- **WORK ITEM**: Exactly as written, restate the material below from its first line through the line containing "at 0.91 eV) |", and stop there.

- **PROVIDED RECORDS**:
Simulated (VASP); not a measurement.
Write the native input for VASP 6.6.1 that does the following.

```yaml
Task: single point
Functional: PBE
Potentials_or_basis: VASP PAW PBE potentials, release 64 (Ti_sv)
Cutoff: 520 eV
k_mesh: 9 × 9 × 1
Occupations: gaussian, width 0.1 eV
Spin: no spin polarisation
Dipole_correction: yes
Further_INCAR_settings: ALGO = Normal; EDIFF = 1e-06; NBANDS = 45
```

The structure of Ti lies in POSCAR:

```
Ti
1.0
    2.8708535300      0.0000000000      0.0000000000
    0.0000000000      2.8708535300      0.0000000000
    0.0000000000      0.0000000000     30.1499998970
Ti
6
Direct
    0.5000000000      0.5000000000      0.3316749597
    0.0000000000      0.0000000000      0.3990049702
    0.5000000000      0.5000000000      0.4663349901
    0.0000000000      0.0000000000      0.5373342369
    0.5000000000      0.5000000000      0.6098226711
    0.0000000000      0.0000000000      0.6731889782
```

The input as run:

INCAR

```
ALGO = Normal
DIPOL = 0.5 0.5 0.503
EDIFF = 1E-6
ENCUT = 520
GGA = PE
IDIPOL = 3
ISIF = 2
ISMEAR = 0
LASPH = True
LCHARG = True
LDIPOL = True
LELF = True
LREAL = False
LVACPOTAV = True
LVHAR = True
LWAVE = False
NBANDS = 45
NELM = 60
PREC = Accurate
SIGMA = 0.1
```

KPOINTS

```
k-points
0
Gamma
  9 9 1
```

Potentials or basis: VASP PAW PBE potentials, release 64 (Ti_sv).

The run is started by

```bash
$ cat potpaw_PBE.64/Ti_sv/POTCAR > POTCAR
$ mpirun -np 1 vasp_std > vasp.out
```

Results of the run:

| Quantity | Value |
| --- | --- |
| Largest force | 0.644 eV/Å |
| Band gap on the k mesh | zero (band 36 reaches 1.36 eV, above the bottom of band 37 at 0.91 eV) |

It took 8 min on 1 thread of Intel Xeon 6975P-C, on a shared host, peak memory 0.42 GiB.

- **EXERCISE SOLUTION**:
Simulated (VASP); not a measurement.
Write the native input for VASP 6.6.1 that does the following.

```yaml
Task: single point
Functional: PBE
Potentials_or_basis: VASP PAW PBE potentials, release 64 (Ti_sv)
Cutoff: 520 eV
k_mesh: 9 × 9 × 1
Occupations: gaussian, width 0.1 eV
Spin: no spin polarisation
Dipole_correction: yes
Further_INCAR_settings: ALGO = Normal; EDIFF = 1e-06; NBANDS = 45
```

The structure of Ti lies in POSCAR:

```
Ti
1.0
    2.8708535300      0.0000000000      0.0000000000
    0.0000000000      2.8708535300      0.0000000000
    0.0000000000      0.0000000000     30.1499998970
Ti
6
Direct
    0.5000000000      0.5000000000      0.3316749597
    0.0000000000      0.0000000000      0.3990049702
    0.5000000000      0.5000000000      0.4663349901
    0.0000000000      0.0000000000      0.5373342369
    0.5000000000      0.5000000000      0.6098226711
    0.0000000000      0.0000000000      0.6731889782
```

The input as run:

INCAR

```
ALGO = Normal
DIPOL = 0.5 0.5 0.503
EDIFF = 1E-6
ENCUT = 520
GGA = PE
IDIPOL = 3
ISIF = 2
ISMEAR = 0
LASPH = True
LCHARG = True
LDIPOL = True
LELF = True
LREAL = False
LVACPOTAV = True
LVHAR = True
LWAVE = False
NBANDS = 45
NELM = 60
PREC = Accurate
SIGMA = 0.1
```

KPOINTS

```
k-points
0
Gamma
  9 9 1
```

Potentials or basis: VASP PAW PBE potentials, release 64 (Ti_sv).

The run is started by

```bash
$ cat potpaw_PBE.64/Ti_sv/POTCAR > POTCAR
$ mpirun -np 1 vasp_std > vasp.out
```

Results of the run:

| Quantity | Value |
| --- | --- |
| Largest force | 0.644 eV/Å |
| Band gap on the k mesh | zero (band 36 reaches 1.36 eV, above the bottom of band 37 at 0.91 eV) |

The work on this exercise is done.